* STORED DATA

————————

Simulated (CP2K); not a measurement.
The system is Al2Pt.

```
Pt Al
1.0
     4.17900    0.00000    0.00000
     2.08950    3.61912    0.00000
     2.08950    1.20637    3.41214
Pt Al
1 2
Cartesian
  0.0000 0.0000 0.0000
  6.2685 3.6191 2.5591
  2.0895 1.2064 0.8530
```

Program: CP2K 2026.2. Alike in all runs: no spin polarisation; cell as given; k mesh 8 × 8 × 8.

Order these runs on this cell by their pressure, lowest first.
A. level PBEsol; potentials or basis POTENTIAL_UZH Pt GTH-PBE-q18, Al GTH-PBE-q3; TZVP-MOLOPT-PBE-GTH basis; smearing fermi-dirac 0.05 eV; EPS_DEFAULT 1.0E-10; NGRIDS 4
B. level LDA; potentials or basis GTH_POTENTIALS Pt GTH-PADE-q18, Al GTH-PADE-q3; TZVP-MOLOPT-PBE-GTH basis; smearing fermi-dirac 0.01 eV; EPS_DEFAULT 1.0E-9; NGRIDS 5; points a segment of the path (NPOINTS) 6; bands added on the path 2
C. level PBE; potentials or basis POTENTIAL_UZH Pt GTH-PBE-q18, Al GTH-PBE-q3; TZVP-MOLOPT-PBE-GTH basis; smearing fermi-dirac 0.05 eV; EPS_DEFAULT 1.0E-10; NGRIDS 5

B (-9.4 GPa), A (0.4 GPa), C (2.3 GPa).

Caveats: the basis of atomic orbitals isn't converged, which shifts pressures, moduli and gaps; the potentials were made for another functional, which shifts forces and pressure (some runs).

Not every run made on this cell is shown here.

————————

* WORK REQUEST
Please reproduce exactly the lines above, beginning with the first and ending with the line that contains "Caveats: the basis", and include nothing outside that range.

* RESPONSE
Simulated (CP2K); not a measurement.
The system is Al2Pt.

```
Pt Al
1.0
     4.17900    0.00000    0.00000
     2.08950    3.61912    0.00000
     2.08950    1.20637    3.41214
Pt Al
1 2
Cartesian
  0.0000 0.0000 0.0000
  6.2685 3.6191 2.5591
  2.0895 1.2064 0.8530
```

Program: CP2K 2026.2. Alike in all runs: no spin polarisation; cell as given; k mesh 8 × 8 × 8.

Order these runs on this cell by their pressure, lowest first.
A. level PBEsol; potentials or basis POTENTIAL_UZH Pt GTH-PBE-q18, Al GTH-PBE-q3; TZVP-MOLOPT-PBE-GTH basis; smearing fermi-dirac 0.05 eV; EPS_DEFAULT 1.0E-10; NGRIDS 4
B. level LDA; potentials or basis GTH_POTENTIALS Pt GTH-PADE-q18, Al GTH-PADE-q3; TZVP-MOLOPT-PBE-GTH basis; smearing fermi-dirac 0.01 eV; EPS_DEFAULT 1.0E-9; NGRIDS 5; points a segment of the path (NPOINTS) 6; bands added on the path 2
C. level PBE; potentials or basis POTENTIAL_UZH Pt GTH-PBE-q18, Al GTH-PBE-q3; TZVP-MOLOPT-PBE-GTH basis; smearing fermi-dirac 0.05 eV; EPS_DEFAULT 1.0E-10; NGRIDS 5

B (-9.4 GPa), A (0.4 GPa), C (2.3 GPa).

Caveats: the basis of atomic orbitals isn't converged, which shifts pressures, moduli and gaps; the potentials were made for another functional, which shifts forces and pressure (some runs).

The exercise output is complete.